» ACTIVITY: Could the data below be copied out in full, word for word?

╭─ GIVEN RECORDS
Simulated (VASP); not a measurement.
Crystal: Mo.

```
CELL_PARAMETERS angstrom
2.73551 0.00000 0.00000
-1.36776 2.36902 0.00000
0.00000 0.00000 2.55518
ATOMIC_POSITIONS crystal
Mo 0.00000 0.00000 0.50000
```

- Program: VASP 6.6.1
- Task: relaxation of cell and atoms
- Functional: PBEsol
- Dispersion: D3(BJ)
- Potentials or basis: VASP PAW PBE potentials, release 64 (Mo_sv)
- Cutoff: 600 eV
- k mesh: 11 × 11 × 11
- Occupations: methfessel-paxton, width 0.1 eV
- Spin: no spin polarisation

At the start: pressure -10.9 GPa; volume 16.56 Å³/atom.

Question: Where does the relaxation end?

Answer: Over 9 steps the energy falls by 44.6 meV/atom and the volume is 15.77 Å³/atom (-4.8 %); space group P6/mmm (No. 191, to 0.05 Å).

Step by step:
╰─

» EXPECTED ANSWER:
Simulated (VASP); not a measurement.
Crystal: Mo.

```
CELL_PARAMETERS angstrom
2.73551 0.00000 0.00000
-1.36776 2.36902 0.00000
0.00000 0.00000 2.55518
ATOMIC_POSITIONS crystal
Mo 0.00000 0.00000 0.50000
```

- Program: VASP 6.6.1
- Task: relaxation of cell and atoms
- Functional: PBEsol
- Dispersion: D3(BJ)
- Potentials or basis: VASP PAW PBE potentials, release 64 (Mo_sv)
- Cutoff: 600 eV
- k mesh: 11 × 11 × 11
- Occupations: methfessel-paxton, width 0.1 eV
- Spin: no spin polarisation

At the start: pressure -10.9 GPa; volume 16.56 Å³/atom.

Question: Where does the relaxation end?

Answer: Over 9 steps the energy falls by 44.6 meV/atom and the volume is 15.77 Å³/atom (-4.8 %); space group P6/mmm (No. 191, to 0.05 Å).

Step by step:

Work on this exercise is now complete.